*** Supplied data ***

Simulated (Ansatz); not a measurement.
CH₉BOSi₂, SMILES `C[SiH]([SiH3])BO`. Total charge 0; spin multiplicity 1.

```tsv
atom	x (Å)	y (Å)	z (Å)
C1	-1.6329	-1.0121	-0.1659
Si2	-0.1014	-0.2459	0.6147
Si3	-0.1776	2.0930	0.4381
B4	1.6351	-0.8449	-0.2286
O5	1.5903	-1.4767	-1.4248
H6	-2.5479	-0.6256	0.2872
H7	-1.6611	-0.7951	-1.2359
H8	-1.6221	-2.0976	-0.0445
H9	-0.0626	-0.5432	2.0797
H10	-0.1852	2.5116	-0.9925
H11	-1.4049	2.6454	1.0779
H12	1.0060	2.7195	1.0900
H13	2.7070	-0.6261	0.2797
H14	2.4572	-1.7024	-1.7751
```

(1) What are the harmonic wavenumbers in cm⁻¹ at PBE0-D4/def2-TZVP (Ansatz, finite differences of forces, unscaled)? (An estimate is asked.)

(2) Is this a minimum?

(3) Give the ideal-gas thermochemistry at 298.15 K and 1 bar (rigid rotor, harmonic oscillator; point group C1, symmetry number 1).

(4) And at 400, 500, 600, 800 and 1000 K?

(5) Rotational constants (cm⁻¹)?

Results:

*** End of Supplied data ***

Only the lines from the first one of the listing up to and including the line where "(5) Rotational constants (cm⁻¹)?" appears are wanted, reproduced exactly.

_Task solution_:
Simulated (Ansatz); not a measurement.
CH₉BOSi₂, SMILES `C[SiH]([SiH3])BO`. Total charge 0; spin multiplicity 1.

```tsv
atom	x (Å)	y (Å)	z (Å)
C1	-1.6329	-1.0121	-0.1659
Si2	-0.1014	-0.2459	0.6147
Si3	-0.1776	2.0930	0.4381
B4	1.6351	-0.8449	-0.2286
O5	1.5903	-1.4767	-1.4248
H6	-2.5479	-0.6256	0.2872
H7	-1.6611	-0.7951	-1.2359
H8	-1.6221	-2.0976	-0.0445
H9	-0.0626	-0.5432	2.0797
H10	-0.1852	2.5116	-0.9925
H11	-1.4049	2.6454	1.0779
H12	1.0060	2.7195	1.0900
H13	2.7070	-0.6261	0.2797
H14	2.4572	-1.7024	-1.7751
```

(1) What are the harmonic wavenumbers in cm⁻¹ at PBE0-D4/def2-TZVP (Ansatz, finite differences of forces, unscaled)? (An estimate is asked.)

(2) Is this a minimum?

(3) Give the ideal-gas thermochemistry at 298.15 K and 1 bar (rigid rotor, harmonic oscillator; point group C1, symmetry number 1).

(4) And at 400, 500, 600, 800 and 1000 K?

(5) Rotational constants (cm⁻¹)?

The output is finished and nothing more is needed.